#### DATA EXCERPTS

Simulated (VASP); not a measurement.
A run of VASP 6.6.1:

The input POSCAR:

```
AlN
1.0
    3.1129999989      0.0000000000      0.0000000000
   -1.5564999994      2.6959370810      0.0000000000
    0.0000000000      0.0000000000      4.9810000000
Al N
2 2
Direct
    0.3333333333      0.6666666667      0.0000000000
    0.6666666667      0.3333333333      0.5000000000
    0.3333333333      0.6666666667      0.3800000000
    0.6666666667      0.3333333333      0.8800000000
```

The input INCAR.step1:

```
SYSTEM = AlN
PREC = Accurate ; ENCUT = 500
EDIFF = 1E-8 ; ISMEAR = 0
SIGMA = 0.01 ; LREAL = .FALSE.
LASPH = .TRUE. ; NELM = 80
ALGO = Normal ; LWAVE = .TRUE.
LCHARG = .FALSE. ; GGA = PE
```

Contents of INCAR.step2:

########

### EXERCISE:
Every line in the data above has to be retyped exactly.

### TASK RESULT:
Simulated (VASP); not a measurement.
A run of VASP 6.6.1:

The input POSCAR:

```
AlN
1.0
    3.1129999989      0.0000000000      0.0000000000
   -1.5564999994      2.6959370810      0.0000000000
    0.0000000000      0.0000000000      4.9810000000
Al N
2 2
Direct
    0.3333333333      0.6666666667      0.0000000000
    0.6666666667      0.3333333333      0.5000000000
    0.3333333333      0.6666666667      0.3800000000
    0.6666666667      0.3333333333      0.8800000000
```

The input INCAR.step1:

```
SYSTEM = AlN
PREC = Accurate ; ENCUT = 500
EDIFF = 1E-8 ; ISMEAR = 0
SIGMA = 0.01 ; LREAL = .FALSE.
LASPH = .TRUE. ; NELM = 80
ALGO = Normal ; LWAVE = .TRUE.
LCHARG = .FALSE. ; GGA = PE
```

Contents of INCAR.step2:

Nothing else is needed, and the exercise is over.